» **ASSIGNMENT**: A single stretch of the material below is to be transcribed exactly, starting at the line with "Potentials or basis: VASP" and ending after the line with "Potentials or basis: all-electron".

» **INFORMATION SHOWN**:
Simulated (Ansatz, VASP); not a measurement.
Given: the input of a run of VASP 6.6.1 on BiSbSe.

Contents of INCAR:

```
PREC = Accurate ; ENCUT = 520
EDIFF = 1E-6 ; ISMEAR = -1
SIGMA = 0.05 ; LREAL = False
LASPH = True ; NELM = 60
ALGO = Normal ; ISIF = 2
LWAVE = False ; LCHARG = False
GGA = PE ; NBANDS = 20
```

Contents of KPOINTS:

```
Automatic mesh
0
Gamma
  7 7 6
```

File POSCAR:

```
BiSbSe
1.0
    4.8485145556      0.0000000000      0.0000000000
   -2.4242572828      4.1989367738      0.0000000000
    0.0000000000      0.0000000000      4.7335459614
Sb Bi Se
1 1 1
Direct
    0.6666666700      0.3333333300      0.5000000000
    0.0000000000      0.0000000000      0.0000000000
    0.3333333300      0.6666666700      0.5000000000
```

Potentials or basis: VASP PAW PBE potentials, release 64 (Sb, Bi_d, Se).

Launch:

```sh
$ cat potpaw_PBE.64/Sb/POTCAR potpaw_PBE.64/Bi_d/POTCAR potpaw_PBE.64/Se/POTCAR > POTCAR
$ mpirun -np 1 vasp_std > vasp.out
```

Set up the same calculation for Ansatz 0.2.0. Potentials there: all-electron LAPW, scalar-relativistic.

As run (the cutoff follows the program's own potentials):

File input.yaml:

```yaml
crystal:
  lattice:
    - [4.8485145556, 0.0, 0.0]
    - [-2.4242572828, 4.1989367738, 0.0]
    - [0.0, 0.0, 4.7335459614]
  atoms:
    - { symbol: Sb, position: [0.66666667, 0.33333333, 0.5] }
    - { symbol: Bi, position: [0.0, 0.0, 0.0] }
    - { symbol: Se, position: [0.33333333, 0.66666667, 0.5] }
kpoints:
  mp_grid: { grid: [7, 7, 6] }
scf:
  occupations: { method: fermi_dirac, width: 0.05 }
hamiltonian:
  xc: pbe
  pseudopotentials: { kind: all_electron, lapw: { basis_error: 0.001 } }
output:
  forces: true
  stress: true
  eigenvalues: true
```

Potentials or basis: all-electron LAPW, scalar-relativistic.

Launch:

» **ANSWER SECTION**:
Potentials or basis: VASP PAW PBE potentials, release 64 (Sb, Bi_d, Se).

Launch:

```sh
$ cat potpaw_PBE.64/Sb/POTCAR potpaw_PBE.64/Bi_d/POTCAR potpaw_PBE.64/Se/POTCAR > POTCAR
$ mpirun -np 1 vasp_std > vasp.out
```

Set up the same calculation for Ansatz 0.2.0. Potentials there: all-electron LAPW, scalar-relativistic.

As run (the cutoff follows the program's own potentials):

File input.yaml:

```yaml
crystal:
  lattice:
    - [4.8485145556, 0.0, 0.0]
    - [-2.4242572828, 4.1989367738, 0.0]
    - [0.0, 0.0, 4.7335459614]
  atoms:
    - { symbol: Sb, position: [0.66666667, 0.33333333, 0.5] }
    - { symbol: Bi, position: [0.0, 0.0, 0.0] }
    - { symbol: Se, position: [0.33333333, 0.66666667, 0.5] }
kpoints:
  mp_grid: { grid: [7, 7, 6] }
scf:
  occupations: { method: fermi_dirac, width: 0.05 }
hamiltonian:
  xc: pbe
  pseudopotentials: { kind: all_electron, lapw: { basis_error: 0.001 } }
output:
  forces: true
  stress: true
  eigenvalues: true
```

Potentials or basis: all-electron LAPW, scalar-relativistic.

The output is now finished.